Work item> Among the entries below, please repeat exactly and only the lines from the line containing "This cell differs" to the line containing "These files were", both lines included.

Data for review>

═══

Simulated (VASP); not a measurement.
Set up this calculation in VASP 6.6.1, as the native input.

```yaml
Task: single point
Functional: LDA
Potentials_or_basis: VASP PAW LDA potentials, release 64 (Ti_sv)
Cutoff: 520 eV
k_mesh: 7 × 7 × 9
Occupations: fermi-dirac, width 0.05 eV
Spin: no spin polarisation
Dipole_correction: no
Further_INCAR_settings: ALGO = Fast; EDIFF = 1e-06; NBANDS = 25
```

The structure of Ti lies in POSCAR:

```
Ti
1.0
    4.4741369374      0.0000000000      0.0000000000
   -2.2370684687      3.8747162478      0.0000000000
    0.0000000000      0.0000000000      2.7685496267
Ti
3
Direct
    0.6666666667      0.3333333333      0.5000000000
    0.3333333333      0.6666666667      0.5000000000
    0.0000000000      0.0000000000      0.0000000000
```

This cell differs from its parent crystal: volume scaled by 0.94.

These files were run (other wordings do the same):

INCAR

═══

Answer space>
This cell differs from its parent crystal: volume scaled by 0.94.

These files were run (other wordings do the same):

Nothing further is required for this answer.